*DATA SHOWN*.
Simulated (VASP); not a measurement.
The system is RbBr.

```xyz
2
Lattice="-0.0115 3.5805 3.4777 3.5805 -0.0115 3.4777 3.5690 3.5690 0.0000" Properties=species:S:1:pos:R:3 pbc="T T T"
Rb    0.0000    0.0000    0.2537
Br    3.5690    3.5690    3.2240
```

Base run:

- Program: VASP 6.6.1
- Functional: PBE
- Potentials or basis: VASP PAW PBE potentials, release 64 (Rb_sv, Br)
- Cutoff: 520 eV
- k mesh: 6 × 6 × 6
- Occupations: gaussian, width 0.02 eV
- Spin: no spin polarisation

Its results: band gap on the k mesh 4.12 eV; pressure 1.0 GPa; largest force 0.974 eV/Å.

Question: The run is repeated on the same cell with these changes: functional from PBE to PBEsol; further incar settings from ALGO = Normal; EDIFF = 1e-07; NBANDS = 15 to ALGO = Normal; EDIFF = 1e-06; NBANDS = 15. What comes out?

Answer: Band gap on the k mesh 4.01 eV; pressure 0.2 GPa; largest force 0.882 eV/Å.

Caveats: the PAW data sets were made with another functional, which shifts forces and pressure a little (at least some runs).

*WORK INSTRUCTION*.
Give again exactly, and only, the lines above starting at the one with "- Occupations: gaussian, width 0.02 eV" and ending at the one with "Answer: Band gap".

*WRITTEN ANSWER*.
- Occupations: gaussian, width 0.02 eV
- Spin: no spin polarisation

Its results: band gap on the k mesh 4.12 eV; pressure 1.0 GPa; largest force 0.974 eV/Å.

Question: The run is repeated on the same cell with these changes: functional from PBE to PBEsol; further incar settings from ALGO = Normal; EDIFF = 1e-07; NBANDS = 15 to ALGO = Normal; EDIFF = 1e-06; NBANDS = 15. What comes out?

Answer: Band gap on the k mesh 4.01 eV; pressure 0.2 GPa; largest force 0.882 eV/Å.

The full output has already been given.